(Requirement):
Please repeat, unchanged, the lines at the top of the listing below, ending with the one that has "0.333 | -0.0325 |".

(Listed records):
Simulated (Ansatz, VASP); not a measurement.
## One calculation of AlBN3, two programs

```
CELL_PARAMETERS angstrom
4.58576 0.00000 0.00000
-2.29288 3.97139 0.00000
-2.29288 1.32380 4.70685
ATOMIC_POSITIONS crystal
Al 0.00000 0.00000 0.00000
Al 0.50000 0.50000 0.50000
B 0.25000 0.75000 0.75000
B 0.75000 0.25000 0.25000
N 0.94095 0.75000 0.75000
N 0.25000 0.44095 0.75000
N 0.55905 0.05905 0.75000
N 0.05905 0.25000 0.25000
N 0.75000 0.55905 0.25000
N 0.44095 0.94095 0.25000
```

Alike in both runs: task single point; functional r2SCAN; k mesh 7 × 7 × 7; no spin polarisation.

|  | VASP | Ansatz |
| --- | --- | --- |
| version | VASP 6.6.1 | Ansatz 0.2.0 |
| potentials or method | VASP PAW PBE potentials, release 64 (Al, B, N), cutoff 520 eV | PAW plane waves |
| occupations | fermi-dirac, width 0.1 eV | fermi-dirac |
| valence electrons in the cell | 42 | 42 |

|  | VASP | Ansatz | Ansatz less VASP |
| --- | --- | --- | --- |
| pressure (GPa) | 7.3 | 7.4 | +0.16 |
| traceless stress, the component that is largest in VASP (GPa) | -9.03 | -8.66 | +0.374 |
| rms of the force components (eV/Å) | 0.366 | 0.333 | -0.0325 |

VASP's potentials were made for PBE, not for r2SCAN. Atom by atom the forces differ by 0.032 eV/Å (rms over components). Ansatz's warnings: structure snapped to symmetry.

(Written solution):
Simulated (Ansatz, VASP); not a measurement.
## One calculation of AlBN3, two programs

```
CELL_PARAMETERS angstrom
4.58576 0.00000 0.00000
-2.29288 3.97139 0.00000
-2.29288 1.32380 4.70685
ATOMIC_POSITIONS crystal
Al 0.00000 0.00000 0.00000
Al 0.50000 0.50000 0.50000
B 0.25000 0.75000 0.75000
B 0.75000 0.25000 0.25000
N 0.94095 0.75000 0.75000
N 0.25000 0.44095 0.75000
N 0.55905 0.05905 0.75000
N 0.05905 0.25000 0.25000
N 0.75000 0.55905 0.25000
N 0.44095 0.94095 0.25000
```

Alike in both runs: task single point; functional r2SCAN; k mesh 7 × 7 × 7; no spin polarisation.

|  | VASP | Ansatz |
| --- | --- | --- |
| version | VASP 6.6.1 | Ansatz 0.2.0 |
| potentials or method | VASP PAW PBE potentials, release 64 (Al, B, N), cutoff 520 eV | PAW plane waves |
| occupations | fermi-dirac, width 0.1 eV | fermi-dirac |
| valence electrons in the cell | 42 | 42 |

|  | VASP | Ansatz | Ansatz less VASP |
| --- | --- | --- | --- |
| pressure (GPa) | 7.3 | 7.4 | +0.16 |
| traceless stress, the component that is largest in VASP (GPa) | -9.03 | -8.66 | +0.374 |
| rms of the force components (eV/Å) | 0.366 | 0.333 | -0.0325 |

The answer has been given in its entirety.